[DATA TO EXAMINE]
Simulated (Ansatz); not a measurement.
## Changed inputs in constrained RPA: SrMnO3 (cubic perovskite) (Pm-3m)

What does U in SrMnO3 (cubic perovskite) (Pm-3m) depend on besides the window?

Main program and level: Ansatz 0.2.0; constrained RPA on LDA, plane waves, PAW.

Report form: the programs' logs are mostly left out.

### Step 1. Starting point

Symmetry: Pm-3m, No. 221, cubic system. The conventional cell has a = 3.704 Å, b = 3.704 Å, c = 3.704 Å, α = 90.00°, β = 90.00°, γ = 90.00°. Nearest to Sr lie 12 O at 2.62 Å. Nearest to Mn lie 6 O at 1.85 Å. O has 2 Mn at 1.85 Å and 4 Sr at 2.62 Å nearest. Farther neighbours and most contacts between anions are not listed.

[ACTIVITY]
Repeat every record above. Each one must match exactly.

[TASK RESULT]
Simulated (Ansatz); not a measurement.
## Changed inputs in constrained RPA: SrMnO3 (cubic perovskite) (Pm-3m)

What does U in SrMnO3 (cubic perovskite) (Pm-3m) depend on besides the window?

Main program and level: Ansatz 0.2.0; constrained RPA on LDA, plane waves, PAW.

Report form: the programs' logs are mostly left out.

### Step 1. Starting point

Symmetry: Pm-3m, No. 221, cubic system. The conventional cell has a = 3.704 Å, b = 3.704 Å, c = 3.704 Å, α = 90.00°, β = 90.00°, γ = 90.00°. Nearest to Sr lie 12 O at 2.62 Å. Nearest to Mn lie 6 O at 1.85 Å. O has 2 Mn at 1.85 Å and 4 Sr at 2.62 Å nearest. Farther neighbours and most contacts between anions are not listed.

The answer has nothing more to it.